Work request.
Transcribe, verbatim, every line from the start of the entries through the line that contains "Geometry of the"; include both boundary lines and omit all others.

Supplied entries.
◇ ◇ ◇ ◇ ◇
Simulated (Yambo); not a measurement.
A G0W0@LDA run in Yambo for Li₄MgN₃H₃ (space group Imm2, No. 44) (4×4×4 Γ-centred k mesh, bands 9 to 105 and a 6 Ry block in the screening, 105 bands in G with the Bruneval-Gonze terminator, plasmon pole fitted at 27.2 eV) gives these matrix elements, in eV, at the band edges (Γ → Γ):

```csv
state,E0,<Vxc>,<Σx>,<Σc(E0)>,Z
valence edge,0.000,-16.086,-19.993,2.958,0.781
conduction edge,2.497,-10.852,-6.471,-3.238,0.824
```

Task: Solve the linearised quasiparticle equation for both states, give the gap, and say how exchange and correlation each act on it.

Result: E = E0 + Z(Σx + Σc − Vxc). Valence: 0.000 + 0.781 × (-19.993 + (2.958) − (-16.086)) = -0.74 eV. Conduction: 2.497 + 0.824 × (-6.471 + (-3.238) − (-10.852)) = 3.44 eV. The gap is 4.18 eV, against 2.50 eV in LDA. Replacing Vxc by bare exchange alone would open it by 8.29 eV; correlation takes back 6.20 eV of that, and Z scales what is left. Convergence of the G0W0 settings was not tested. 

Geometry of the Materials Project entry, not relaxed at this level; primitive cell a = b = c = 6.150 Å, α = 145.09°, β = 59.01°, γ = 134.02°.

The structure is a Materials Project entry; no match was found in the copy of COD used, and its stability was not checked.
◇ ◇ ◇ ◇ ◇

Response area.
Simulated (Yambo); not a measurement.
A G0W0@LDA run in Yambo for Li₄MgN₃H₃ (space group Imm2, No. 44) (4×4×4 Γ-centred k mesh, bands 9 to 105 and a 6 Ry block in the screening, 105 bands in G with the Bruneval-Gonze terminator, plasmon pole fitted at 27.2 eV) gives these matrix elements, in eV, at the band edges (Γ → Γ):

```csv
state,E0,<Vxc>,<Σx>,<Σc(E0)>,Z
valence edge,0.000,-16.086,-19.993,2.958,0.781
conduction edge,2.497,-10.852,-6.471,-3.238,0.824
```

Task: Solve the linearised quasiparticle equation for both states, give the gap, and say how exchange and correlation each act on it.

Result: E = E0 + Z(Σx + Σc − Vxc). Valence: 0.000 + 0.781 × (-19.993 + (2.958) − (-16.086)) = -0.74 eV. Conduction: 2.497 + 0.824 × (-6.471 + (-3.238) − (-10.852)) = 3.44 eV. The gap is 4.18 eV, against 2.50 eV in LDA. Replacing Vxc by bare exchange alone would open it by 8.29 eV; correlation takes back 6.20 eV of that, and Z scales what is left. Convergence of the G0W0 settings was not tested. 

Geometry of the Materials Project entry, not relaxed at this level; primitive cell a = b = c = 6.150 Å, α = 145.09°, β = 59.01°, γ = 134.02°.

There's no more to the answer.